▬▬▬▬▬▬
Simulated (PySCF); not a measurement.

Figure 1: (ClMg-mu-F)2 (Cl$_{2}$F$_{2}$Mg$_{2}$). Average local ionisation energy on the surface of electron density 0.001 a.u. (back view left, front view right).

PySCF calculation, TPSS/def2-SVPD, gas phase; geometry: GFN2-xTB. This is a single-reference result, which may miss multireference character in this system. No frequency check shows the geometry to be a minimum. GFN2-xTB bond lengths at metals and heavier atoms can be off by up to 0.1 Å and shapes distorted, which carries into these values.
▬▬▬▬▬▬

Reproduce every line of the material exactly.

Simulated (PySCF); not a measurement.

Figure 1: (ClMg-mu-F)2 (Cl$_{2}$F$_{2}$Mg$_{2}$). Average local ionisation energy on the surface of electron density 0.001 a.u. (back view left, front view right).

PySCF calculation, TPSS/def2-SVPD, gas phase; geometry: GFN2-xTB. This is a single-reference result, which may miss multireference character in this system. No frequency check shows the geometry to be a minimum. GFN2-xTB bond lengths at metals and heavier atoms can be off by up to 0.1 Å and shapes distorted, which carries into these values.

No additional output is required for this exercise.